Repeat the first line of the listing and each line after it, exactly, through the line containing "Total energies compare".

* **INFORMATION SHOWN**
· · · · ·
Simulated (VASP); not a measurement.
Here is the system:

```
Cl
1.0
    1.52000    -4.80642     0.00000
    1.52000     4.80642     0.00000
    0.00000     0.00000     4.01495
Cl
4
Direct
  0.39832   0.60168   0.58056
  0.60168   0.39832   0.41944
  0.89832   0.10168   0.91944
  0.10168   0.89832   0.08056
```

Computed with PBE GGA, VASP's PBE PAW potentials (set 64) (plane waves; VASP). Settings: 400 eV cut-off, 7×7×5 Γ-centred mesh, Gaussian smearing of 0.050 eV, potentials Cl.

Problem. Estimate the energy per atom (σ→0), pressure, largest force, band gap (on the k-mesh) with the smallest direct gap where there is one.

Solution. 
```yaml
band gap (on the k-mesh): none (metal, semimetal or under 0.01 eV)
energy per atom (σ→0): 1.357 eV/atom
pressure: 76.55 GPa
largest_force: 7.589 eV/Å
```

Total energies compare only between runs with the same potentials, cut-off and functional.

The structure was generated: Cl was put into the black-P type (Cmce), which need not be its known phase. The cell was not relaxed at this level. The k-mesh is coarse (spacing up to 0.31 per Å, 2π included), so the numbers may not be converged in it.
· · · · ·

* **WORKED SOLUTION**
Simulated (VASP); not a measurement.
Here is the system:

```
Cl
1.0
    1.52000    -4.80642     0.00000
    1.52000     4.80642     0.00000
    0.00000     0.00000     4.01495
Cl
4
Direct
  0.39832   0.60168   0.58056
  0.60168   0.39832   0.41944
  0.89832   0.10168   0.91944
  0.10168   0.89832   0.08056
```

Computed with PBE GGA, VASP's PBE PAW potentials (set 64) (plane waves; VASP). Settings: 400 eV cut-off, 7×7×5 Γ-centred mesh, Gaussian smearing of 0.050 eV, potentials Cl.

Problem. Estimate the energy per atom (σ→0), pressure, largest force, band gap (on the k-mesh) with the smallest direct gap where there is one.

Solution. 
```yaml
band gap (on the k-mesh): none (metal, semimetal or under 0.01 eV)
energy per atom (σ→0): 1.357 eV/atom
pressure: 76.55 GPa
largest_force: 7.589 eV/Å
```

Total energies compare only between runs with the same potentials, cut-off and functional.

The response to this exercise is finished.